* _Work instruction_
Copy down all of the data underneath, exactly as shown.

◇ ◇ ◇ ◇

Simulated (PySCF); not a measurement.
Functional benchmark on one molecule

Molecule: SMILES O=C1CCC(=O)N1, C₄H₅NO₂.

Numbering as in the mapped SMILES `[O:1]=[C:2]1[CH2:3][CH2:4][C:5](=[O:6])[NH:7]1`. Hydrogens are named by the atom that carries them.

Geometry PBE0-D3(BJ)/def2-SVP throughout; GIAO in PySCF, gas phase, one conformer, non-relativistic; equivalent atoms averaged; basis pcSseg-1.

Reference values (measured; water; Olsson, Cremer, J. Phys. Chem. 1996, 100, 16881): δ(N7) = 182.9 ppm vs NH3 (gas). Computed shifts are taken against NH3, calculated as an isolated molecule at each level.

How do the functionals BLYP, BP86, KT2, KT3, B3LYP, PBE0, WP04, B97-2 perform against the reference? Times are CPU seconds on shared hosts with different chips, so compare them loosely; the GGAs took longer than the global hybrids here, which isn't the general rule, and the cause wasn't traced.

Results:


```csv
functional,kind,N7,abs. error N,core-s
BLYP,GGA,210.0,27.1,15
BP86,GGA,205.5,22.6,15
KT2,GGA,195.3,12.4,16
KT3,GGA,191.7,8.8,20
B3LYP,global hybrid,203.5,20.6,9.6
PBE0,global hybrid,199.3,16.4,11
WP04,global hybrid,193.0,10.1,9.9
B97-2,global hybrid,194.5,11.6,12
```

◇ ◇ ◇ ◇

* _Reply_
Simulated (PySCF); not a measurement.
Functional benchmark on one molecule

Molecule: SMILES O=C1CCC(=O)N1, C₄H₅NO₂.

Numbering as in the mapped SMILES `[O:1]=[C:2]1[CH2:3][CH2:4][C:5](=[O:6])[NH:7]1`. Hydrogens are named by the atom that carries them.

Geometry PBE0-D3(BJ)/def2-SVP throughout; GIAO in PySCF, gas phase, one conformer, non-relativistic; equivalent atoms averaged; basis pcSseg-1.

Reference values (measured; water; Olsson, Cremer, J. Phys. Chem. 1996, 100, 16881): δ(N7) = 182.9 ppm vs NH3 (gas). Computed shifts are taken against NH3, calculated as an isolated molecule at each level.

How do the functionals BLYP, BP86, KT2, KT3, B3LYP, PBE0, WP04, B97-2 perform against the reference? Times are CPU seconds on shared hosts with different chips, so compare them loosely; the GGAs took longer than the global hybrids here, which isn't the general rule, and the cause wasn't traced.

Results:


```csv
functional,kind,N7,abs. error N,core-s
BLYP,GGA,210.0,27.1,15
BP86,GGA,205.5,22.6,15
KT2,GGA,195.3,12.4,16
KT3,GGA,191.7,8.8,20
B3LYP,global hybrid,203.5,20.6,9.6
PBE0,global hybrid,199.3,16.4,11
WP04,global hybrid,193.0,10.1,9.9
B97-2,global hybrid,194.5,11.6,12
```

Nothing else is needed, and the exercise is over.